Work instruction: Could you repeat the entries below word for word, leaving nothing out?

Records shown:
━━━━━━━━━━━━━━━━━━━━
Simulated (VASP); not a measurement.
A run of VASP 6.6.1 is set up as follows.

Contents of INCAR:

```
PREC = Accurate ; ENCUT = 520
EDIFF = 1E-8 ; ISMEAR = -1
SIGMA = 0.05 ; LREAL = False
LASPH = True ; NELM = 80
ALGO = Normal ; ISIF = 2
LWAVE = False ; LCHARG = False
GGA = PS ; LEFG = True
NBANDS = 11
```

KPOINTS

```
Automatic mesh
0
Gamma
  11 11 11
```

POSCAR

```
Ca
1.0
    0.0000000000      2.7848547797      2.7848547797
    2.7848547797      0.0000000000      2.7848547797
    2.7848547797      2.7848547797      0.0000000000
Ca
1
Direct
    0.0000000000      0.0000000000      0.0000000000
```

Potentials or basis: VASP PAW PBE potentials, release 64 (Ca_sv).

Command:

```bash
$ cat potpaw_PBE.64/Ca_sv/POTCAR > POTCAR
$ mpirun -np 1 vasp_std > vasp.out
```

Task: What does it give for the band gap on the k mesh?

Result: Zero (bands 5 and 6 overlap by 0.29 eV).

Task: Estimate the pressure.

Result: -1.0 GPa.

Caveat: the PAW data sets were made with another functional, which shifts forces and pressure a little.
━━━━━━━━━━━━━━━━━━━━

Answer area:
Simulated (VASP); not a measurement.
A run of VASP 6.6.1 is set up as follows.

Contents of INCAR:

```
PREC = Accurate ; ENCUT = 520
EDIFF = 1E-8 ; ISMEAR = -1
SIGMA = 0.05 ; LREAL = False
LASPH = True ; NELM = 80
ALGO = Normal ; ISIF = 2
LWAVE = False ; LCHARG = False
GGA = PS ; LEFG = True
NBANDS = 11
```

KPOINTS

```
Automatic mesh
0
Gamma
  11 11 11
```

POSCAR

```
Ca
1.0
    0.0000000000      2.7848547797      2.7848547797
    2.7848547797      0.0000000000      2.7848547797
    2.7848547797      2.7848547797      0.0000000000
Ca
1
Direct
    0.0000000000      0.0000000000      0.0000000000
```

Potentials or basis: VASP PAW PBE potentials, release 64 (Ca_sv).

Command:

```bash
$ cat potpaw_PBE.64/Ca_sv/POTCAR > POTCAR
$ mpirun -np 1 vasp_std > vasp.out
```

Task: What does it give for the band gap on the k mesh?

Result: Zero (bands 5 and 6 overlap by 0.29 eV).

Task: Estimate the pressure.

Result: -1.0 GPa.

Caveat: the PAW data sets were made with another functional, which shifts forces and pressure a little.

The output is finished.